* **RAW DATA**
-.-.-
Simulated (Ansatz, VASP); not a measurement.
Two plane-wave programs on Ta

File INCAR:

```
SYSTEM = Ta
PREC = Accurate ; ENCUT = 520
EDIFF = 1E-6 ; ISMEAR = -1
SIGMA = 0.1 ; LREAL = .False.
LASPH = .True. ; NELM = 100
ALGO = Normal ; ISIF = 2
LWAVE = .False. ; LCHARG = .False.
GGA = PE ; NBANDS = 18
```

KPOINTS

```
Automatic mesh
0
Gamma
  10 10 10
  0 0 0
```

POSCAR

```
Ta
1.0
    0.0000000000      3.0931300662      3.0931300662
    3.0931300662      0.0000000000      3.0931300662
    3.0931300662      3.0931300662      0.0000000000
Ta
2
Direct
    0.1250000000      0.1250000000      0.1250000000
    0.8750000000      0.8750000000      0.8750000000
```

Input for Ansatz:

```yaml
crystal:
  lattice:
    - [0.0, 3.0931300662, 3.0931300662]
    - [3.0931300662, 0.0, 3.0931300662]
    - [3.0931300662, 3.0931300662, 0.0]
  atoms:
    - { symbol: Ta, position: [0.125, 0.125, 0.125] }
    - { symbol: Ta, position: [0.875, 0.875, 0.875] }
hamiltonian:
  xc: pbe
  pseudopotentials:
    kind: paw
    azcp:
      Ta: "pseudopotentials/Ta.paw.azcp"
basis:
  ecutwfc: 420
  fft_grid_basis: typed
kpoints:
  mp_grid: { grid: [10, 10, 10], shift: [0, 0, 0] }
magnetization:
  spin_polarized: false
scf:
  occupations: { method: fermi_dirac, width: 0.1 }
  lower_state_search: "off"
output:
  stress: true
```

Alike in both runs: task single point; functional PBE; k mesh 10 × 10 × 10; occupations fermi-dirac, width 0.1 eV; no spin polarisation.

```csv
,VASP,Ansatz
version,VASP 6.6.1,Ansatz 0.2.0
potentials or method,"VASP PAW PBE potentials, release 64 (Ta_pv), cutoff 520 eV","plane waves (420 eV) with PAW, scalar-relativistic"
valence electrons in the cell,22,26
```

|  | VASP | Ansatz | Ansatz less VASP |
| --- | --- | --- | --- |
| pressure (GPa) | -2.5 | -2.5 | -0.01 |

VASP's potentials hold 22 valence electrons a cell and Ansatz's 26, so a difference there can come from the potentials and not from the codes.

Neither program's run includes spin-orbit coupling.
-.-.-

Quote the listing above, but only from the line that shows "-2.5 | -0.01 |" through the line that shows "VASP's potentials hold".

| pressure (GPa) | -2.5 | -2.5 | -0.01 |

VASP's potentials hold 22 valence electrons a cell and Ansatz's 26, so a difference there can come from the potentials and not from the codes.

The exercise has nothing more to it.